Work task - Print the records below word for word, beginning with the first line and ending once the line containing "10 × 10 × 10 |" is printed.

The data -
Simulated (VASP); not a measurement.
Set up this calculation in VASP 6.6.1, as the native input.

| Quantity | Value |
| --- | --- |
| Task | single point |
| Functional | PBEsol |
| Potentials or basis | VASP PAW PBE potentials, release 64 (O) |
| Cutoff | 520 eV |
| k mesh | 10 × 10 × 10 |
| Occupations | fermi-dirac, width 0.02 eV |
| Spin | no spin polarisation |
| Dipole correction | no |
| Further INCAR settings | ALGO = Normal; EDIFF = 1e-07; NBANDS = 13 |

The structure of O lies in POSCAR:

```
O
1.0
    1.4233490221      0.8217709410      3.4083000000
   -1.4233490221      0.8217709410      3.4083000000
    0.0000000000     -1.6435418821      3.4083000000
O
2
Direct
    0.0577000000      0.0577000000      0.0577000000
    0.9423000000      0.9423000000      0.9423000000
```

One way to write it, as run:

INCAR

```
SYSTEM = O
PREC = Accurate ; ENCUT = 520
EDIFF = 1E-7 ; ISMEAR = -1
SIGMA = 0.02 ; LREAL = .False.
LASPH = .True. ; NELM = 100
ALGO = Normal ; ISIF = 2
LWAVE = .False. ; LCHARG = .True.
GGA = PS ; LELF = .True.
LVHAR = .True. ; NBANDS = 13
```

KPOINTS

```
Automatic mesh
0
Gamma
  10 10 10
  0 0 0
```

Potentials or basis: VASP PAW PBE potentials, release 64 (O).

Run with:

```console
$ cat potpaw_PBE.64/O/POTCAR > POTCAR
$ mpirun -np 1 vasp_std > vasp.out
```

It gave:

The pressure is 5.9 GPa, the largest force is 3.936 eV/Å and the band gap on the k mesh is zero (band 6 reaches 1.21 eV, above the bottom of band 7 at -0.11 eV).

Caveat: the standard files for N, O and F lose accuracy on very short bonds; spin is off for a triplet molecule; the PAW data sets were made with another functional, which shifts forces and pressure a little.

Task result -
Simulated (VASP); not a measurement.
Set up this calculation in VASP 6.6.1, as the native input.

| Quantity | Value |
| --- | --- |
| Task | single point |
| Functional | PBEsol |
| Potentials or basis | VASP PAW PBE potentials, release 64 (O) |
| Cutoff | 520 eV |
| k mesh | 10 × 10 × 10 |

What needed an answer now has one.